Requirement: Your answer should be the lines below from the one with "InF3, all-electron BSE**" to the one with "Aim: the F K", both included, given again exactly and with nothing added.

Material shown:
((

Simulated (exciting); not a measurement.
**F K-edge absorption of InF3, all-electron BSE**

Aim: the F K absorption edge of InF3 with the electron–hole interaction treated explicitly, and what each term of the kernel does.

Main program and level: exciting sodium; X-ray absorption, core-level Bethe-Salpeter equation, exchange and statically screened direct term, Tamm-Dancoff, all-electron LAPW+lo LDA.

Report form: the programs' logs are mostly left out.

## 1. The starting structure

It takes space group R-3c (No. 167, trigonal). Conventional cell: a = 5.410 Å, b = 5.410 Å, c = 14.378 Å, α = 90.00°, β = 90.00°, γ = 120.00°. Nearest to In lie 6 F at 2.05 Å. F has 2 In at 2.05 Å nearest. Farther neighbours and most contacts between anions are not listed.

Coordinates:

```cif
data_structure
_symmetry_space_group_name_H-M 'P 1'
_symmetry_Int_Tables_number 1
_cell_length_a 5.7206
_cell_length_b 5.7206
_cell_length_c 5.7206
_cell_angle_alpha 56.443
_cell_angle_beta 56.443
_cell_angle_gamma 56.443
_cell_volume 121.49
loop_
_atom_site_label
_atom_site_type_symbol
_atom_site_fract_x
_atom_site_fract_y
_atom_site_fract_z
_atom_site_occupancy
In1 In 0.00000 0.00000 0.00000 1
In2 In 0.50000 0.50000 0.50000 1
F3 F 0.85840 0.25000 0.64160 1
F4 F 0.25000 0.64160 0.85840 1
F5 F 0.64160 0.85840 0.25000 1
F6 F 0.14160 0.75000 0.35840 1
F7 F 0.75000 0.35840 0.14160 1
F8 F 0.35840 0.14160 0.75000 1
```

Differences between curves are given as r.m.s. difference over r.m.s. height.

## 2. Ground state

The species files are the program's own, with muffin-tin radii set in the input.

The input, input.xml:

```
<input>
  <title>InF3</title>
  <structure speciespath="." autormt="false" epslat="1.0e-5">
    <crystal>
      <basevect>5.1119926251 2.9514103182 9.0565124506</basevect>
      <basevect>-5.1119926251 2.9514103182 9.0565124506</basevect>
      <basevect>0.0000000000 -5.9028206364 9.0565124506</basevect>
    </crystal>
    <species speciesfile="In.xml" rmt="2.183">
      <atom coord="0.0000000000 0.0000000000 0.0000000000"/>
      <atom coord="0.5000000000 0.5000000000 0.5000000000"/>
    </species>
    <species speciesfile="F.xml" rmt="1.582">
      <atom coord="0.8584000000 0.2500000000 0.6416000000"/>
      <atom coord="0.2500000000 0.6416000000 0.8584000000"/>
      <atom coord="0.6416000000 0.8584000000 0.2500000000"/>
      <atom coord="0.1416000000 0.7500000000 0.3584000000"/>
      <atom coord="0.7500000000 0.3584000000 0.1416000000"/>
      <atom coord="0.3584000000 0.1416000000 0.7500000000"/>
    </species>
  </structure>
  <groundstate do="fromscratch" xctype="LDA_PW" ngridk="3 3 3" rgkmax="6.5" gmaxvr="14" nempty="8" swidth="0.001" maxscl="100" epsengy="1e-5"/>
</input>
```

))

Solution:
**F K-edge absorption of InF3, all-electron BSE**

Aim: the F K absorption edge of InF3 with the electron–hole interaction treated explicitly, and what each term of the kernel does.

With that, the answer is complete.